**DATA SHOWN:**
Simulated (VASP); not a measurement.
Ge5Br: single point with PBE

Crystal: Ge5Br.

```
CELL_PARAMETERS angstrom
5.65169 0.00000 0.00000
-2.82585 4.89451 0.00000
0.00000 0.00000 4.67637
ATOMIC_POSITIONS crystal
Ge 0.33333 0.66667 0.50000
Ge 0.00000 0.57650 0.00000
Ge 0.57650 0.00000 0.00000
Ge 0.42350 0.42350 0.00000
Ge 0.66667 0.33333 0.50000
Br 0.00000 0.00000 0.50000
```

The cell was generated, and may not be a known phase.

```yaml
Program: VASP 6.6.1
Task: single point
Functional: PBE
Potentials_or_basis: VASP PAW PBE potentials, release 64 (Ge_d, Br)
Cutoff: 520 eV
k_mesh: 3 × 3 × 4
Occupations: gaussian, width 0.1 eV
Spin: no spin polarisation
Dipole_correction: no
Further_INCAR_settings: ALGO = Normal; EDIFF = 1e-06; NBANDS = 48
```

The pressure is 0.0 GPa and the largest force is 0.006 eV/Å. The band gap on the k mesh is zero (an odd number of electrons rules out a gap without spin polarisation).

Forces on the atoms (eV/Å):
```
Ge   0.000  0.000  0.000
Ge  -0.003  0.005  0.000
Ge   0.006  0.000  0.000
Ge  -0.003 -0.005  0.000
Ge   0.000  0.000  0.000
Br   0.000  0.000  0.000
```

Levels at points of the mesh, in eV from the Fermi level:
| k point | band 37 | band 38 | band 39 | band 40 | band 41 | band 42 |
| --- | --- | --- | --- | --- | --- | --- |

**REQUIREMENT:**
Please output every record exactly as it appears.

**EXERCISE SOLUTION:**
Simulated (VASP); not a measurement.
Ge5Br: single point with PBE

Crystal: Ge5Br.

```
CELL_PARAMETERS angstrom
5.65169 0.00000 0.00000
-2.82585 4.89451 0.00000
0.00000 0.00000 4.67637
ATOMIC_POSITIONS crystal
Ge 0.33333 0.66667 0.50000
Ge 0.00000 0.57650 0.00000
Ge 0.57650 0.00000 0.00000
Ge 0.42350 0.42350 0.00000
Ge 0.66667 0.33333 0.50000
Br 0.00000 0.00000 0.50000
```

The cell was generated, and may not be a known phase.

```yaml
Program: VASP 6.6.1
Task: single point
Functional: PBE
Potentials_or_basis: VASP PAW PBE potentials, release 64 (Ge_d, Br)
Cutoff: 520 eV
k_mesh: 3 × 3 × 4
Occupations: gaussian, width 0.1 eV
Spin: no spin polarisation
Dipole_correction: no
Further_INCAR_settings: ALGO = Normal; EDIFF = 1e-06; NBANDS = 48
```

The pressure is 0.0 GPa and the largest force is 0.006 eV/Å. The band gap on the k mesh is zero (an odd number of electrons rules out a gap without spin polarisation).

Forces on the atoms (eV/Å):
```
Ge   0.000  0.000  0.000
Ge  -0.003  0.005  0.000
Ge   0.006  0.000  0.000
Ge  -0.003 -0.005  0.000
Ge   0.000  0.000  0.000
Br   0.000  0.000  0.000
```

Levels at points of the mesh, in eV from the Fermi level:
| k point | band 37 | band 38 | band 39 | band 40 | band 41 | band 42 |
| --- | --- | --- | --- | --- | --- | --- |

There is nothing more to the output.